-------
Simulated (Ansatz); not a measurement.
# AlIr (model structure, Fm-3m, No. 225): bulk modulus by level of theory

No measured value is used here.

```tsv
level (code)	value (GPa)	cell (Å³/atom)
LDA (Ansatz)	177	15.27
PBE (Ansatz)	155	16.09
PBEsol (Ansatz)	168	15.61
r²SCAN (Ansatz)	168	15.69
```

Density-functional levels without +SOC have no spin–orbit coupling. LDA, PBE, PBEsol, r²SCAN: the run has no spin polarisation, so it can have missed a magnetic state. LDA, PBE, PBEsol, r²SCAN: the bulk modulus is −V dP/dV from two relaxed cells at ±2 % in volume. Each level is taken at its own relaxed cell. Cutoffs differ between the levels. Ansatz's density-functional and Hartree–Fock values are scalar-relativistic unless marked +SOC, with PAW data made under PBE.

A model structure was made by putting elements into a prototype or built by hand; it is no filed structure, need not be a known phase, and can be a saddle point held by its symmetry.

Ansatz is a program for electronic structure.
-------

_WORK ORDER:_
Write out every line of the material exactly as it appears.

_TASK ANSWER:_
Simulated (Ansatz); not a measurement.
# AlIr (model structure, Fm-3m, No. 225): bulk modulus by level of theory

No measured value is used here.

```tsv
level (code)	value (GPa)	cell (Å³/atom)
LDA (Ansatz)	177	15.27
PBE (Ansatz)	155	16.09
PBEsol (Ansatz)	168	15.61
r²SCAN (Ansatz)	168	15.69
```

Density-functional levels without +SOC have no spin–orbit coupling. LDA, PBE, PBEsol, r²SCAN: the run has no spin polarisation, so it can have missed a magnetic state. LDA, PBE, PBEsol, r²SCAN: the bulk modulus is −V dP/dV from two relaxed cells at ±2 % in volume. Each level is taken at its own relaxed cell. Cutoffs differ between the levels. Ansatz's density-functional and Hartree–Fock values are scalar-relativistic unless marked +SOC, with PAW data made under PBE.

A model structure was made by putting elements into a prototype or built by hand; it is no filed structure, need not be a known phase, and can be a saddle point held by its symmetry.

Ansatz is a program for electronic structure.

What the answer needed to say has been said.